▶ WORK ORDER: Beginning with the very first line, please reproduce the entries exactly through the line containing "The runs below".

►

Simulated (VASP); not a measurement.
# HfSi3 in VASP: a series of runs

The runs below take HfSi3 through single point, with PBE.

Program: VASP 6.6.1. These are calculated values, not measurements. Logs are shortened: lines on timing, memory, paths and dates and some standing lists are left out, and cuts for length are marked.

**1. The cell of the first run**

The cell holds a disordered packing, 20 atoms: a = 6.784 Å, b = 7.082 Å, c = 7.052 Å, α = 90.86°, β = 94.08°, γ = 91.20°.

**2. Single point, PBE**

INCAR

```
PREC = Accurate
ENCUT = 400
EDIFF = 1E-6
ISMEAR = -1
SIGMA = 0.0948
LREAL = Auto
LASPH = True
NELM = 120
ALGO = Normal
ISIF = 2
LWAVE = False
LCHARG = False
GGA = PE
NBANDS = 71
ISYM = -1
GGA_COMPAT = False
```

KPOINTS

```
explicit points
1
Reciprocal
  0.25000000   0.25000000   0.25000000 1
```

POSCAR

◄

▶ WRITTEN ANSWER:
Simulated (VASP); not a measurement.
# HfSi3 in VASP: a series of runs

The runs below take HfSi3 through single point, with PBE.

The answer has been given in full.